[Work instruction] Recreate the entire listing that appears below, exactly.

--------------------------------------------------

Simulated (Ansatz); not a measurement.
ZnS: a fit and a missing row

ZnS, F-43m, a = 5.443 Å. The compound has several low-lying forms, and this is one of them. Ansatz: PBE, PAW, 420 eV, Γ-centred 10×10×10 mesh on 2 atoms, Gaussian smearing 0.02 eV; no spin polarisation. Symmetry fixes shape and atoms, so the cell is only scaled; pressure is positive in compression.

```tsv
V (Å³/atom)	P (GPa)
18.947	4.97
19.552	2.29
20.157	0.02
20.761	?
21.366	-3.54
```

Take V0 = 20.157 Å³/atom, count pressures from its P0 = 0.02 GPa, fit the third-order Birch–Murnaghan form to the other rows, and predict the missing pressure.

--------------------------------------------------

[Response]
Simulated (Ansatz); not a measurement.
ZnS: a fit and a missing row

ZnS, F-43m, a = 5.443 Å. The compound has several low-lying forms, and this is one of them. Ansatz: PBE, PAW, 420 eV, Γ-centred 10×10×10 mesh on 2 atoms, Gaussian smearing 0.02 eV; no spin polarisation. Symmetry fixes shape and atoms, so the cell is only scaled; pressure is positive in compression.

```tsv
V (Å³/atom)	P (GPa)
18.947	4.97
19.552	2.29
20.157	0.02
20.761	?
21.366	-3.54
```

Take V0 = 20.157 Å³/atom, count pressures from its P0 = 0.02 GPa, fit the third-order Birch–Murnaghan form to the other rows, and predict the missing pressure.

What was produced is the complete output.